**Assignment**
Would you repeat every line below exactly, please?

**Provided material**
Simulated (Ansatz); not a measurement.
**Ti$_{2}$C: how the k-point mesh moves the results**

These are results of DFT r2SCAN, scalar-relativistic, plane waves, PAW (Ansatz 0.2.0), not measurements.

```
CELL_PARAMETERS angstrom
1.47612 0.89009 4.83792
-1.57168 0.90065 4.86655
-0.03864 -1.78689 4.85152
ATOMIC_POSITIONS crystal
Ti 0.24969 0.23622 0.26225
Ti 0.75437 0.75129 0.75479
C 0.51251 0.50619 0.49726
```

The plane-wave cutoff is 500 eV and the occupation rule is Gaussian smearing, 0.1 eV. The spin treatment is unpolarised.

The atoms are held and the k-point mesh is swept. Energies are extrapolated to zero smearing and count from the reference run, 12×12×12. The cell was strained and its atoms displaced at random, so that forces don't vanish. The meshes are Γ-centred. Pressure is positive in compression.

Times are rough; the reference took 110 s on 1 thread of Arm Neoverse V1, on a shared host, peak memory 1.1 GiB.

**Exercise response**
Simulated (Ansatz); not a measurement.
**Ti$_{2}$C: how the k-point mesh moves the results**

These are results of DFT r2SCAN, scalar-relativistic, plane waves, PAW (Ansatz 0.2.0), not measurements.

```
CELL_PARAMETERS angstrom
1.47612 0.89009 4.83792
-1.57168 0.90065 4.86655
-0.03864 -1.78689 4.85152
ATOMIC_POSITIONS crystal
Ti 0.24969 0.23622 0.26225
Ti 0.75437 0.75129 0.75479
C 0.51251 0.50619 0.49726
```

The plane-wave cutoff is 500 eV and the occupation rule is Gaussian smearing, 0.1 eV. The spin treatment is unpolarised.

The atoms are held and the k-point mesh is swept. Energies are extrapolated to zero smearing and count from the reference run, 12×12×12. The cell was strained and its atoms displaced at random, so that forces don't vanish. The meshes are Γ-centred. Pressure is positive in compression.

Times are rough; the reference took 110 s on 1 thread of Arm Neoverse V1, on a shared host, peak memory 1.1 GiB.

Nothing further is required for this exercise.